Activity » Write out the records again, exactly, leaving none out.

Supplied information »
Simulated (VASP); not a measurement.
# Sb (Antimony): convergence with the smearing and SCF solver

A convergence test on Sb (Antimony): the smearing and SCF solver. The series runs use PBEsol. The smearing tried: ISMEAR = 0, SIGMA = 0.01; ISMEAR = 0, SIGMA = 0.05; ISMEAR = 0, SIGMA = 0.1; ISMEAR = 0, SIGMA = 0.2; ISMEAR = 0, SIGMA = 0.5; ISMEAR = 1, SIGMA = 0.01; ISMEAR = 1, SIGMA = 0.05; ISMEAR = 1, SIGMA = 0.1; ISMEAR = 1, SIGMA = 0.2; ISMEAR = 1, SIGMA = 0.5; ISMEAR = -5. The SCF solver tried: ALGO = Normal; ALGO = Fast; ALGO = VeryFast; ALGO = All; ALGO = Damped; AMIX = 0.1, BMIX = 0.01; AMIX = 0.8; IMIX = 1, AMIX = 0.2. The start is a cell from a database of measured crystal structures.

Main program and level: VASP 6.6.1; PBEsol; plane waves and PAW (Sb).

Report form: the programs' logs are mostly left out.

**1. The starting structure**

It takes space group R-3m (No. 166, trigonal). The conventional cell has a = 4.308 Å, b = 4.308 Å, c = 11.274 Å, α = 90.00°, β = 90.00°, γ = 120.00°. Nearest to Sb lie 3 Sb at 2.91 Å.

Your solution »
Simulated (VASP); not a measurement.
# Sb (Antimony): convergence with the smearing and SCF solver

A convergence test on Sb (Antimony): the smearing and SCF solver. The series runs use PBEsol. The smearing tried: ISMEAR = 0, SIGMA = 0.01; ISMEAR = 0, SIGMA = 0.05; ISMEAR = 0, SIGMA = 0.1; ISMEAR = 0, SIGMA = 0.2; ISMEAR = 0, SIGMA = 0.5; ISMEAR = 1, SIGMA = 0.01; ISMEAR = 1, SIGMA = 0.05; ISMEAR = 1, SIGMA = 0.1; ISMEAR = 1, SIGMA = 0.2; ISMEAR = 1, SIGMA = 0.5; ISMEAR = -5. The SCF solver tried: ALGO = Normal; ALGO = Fast; ALGO = VeryFast; ALGO = All; ALGO = Damped; AMIX = 0.1, BMIX = 0.01; AMIX = 0.8; IMIX = 1, AMIX = 0.2. The start is a cell from a database of measured crystal structures.

Main program and level: VASP 6.6.1; PBEsol; plane waves and PAW (Sb).

Report form: the programs' logs are mostly left out.

**1. The starting structure**

It takes space group R-3m (No. 166, trigonal). The conventional cell has a = 4.308 Å, b = 4.308 Å, c = 11.274 Å, α = 90.00°, β = 90.00°, γ = 120.00°. Nearest to Sb lie 3 Sb at 2.91 Å.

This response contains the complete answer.